+--
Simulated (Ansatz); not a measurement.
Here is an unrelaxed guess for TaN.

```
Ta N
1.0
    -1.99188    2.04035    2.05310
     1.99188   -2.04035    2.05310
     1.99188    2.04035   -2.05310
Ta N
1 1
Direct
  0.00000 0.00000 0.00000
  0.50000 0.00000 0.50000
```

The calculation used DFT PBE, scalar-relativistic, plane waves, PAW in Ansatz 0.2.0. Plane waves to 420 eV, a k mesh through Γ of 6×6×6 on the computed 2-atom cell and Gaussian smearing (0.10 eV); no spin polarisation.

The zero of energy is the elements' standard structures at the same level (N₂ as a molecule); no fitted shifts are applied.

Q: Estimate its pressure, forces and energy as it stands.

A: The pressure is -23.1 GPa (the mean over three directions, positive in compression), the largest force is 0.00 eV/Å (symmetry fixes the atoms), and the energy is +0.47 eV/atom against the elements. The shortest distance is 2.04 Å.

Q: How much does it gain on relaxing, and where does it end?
+--

### Requirement
Transcribe the entire listing above precisely.

### Written reply
Simulated (Ansatz); not a measurement.
Here is an unrelaxed guess for TaN.

```
Ta N
1.0
    -1.99188    2.04035    2.05310
     1.99188   -2.04035    2.05310
     1.99188    2.04035   -2.05310
Ta N
1 1
Direct
  0.00000 0.00000 0.00000
  0.50000 0.00000 0.50000
```

The calculation used DFT PBE, scalar-relativistic, plane waves, PAW in Ansatz 0.2.0. Plane waves to 420 eV, a k mesh through Γ of 6×6×6 on the computed 2-atom cell and Gaussian smearing (0.10 eV); no spin polarisation.

The zero of energy is the elements' standard structures at the same level (N₂ as a molecule); no fitted shifts are applied.

Q: Estimate its pressure, forces and energy as it stands.

A: The pressure is -23.1 GPa (the mean over three directions, positive in compression), the largest force is 0.00 eV/Å (symmetry fixes the atoms), and the energy is +0.47 eV/atom against the elements. The shortest distance is 2.04 Å.

Q: How much does it gain on relaxing, and where does it end?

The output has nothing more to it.